§ **Dataset excerpts**
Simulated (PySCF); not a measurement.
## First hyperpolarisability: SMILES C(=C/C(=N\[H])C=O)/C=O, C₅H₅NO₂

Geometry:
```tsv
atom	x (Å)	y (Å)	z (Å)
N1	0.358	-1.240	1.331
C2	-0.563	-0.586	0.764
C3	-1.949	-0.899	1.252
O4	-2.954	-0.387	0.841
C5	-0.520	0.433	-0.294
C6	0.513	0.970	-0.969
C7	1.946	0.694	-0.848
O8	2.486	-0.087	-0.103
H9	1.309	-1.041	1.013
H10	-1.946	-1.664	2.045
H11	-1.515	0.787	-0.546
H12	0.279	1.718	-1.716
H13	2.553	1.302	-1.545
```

§ **Activity**
Faithfully copy every entry, leaving nothing out.

§ **Your solution**
Simulated (PySCF); not a measurement.
## First hyperpolarisability: SMILES C(=C/C(=N\[H])C=O)/C=O, C₅H₅NO₂

Geometry:
```tsv
atom	x (Å)	y (Å)	z (Å)
N1	0.358	-1.240	1.331
C2	-0.563	-0.586	0.764
C3	-1.949	-0.899	1.252
O4	-2.954	-0.387	0.841
C5	-0.520	0.433	-0.294
C6	0.513	0.970	-0.969
C7	1.946	0.694	-0.848
O8	2.486	-0.087	-0.103
H9	1.309	-1.041	1.013
H10	-1.946	-1.664	2.045
H11	-1.515	0.787	-0.546
H12	0.279	1.718	-1.716
H13	2.553	1.302	-1.545
```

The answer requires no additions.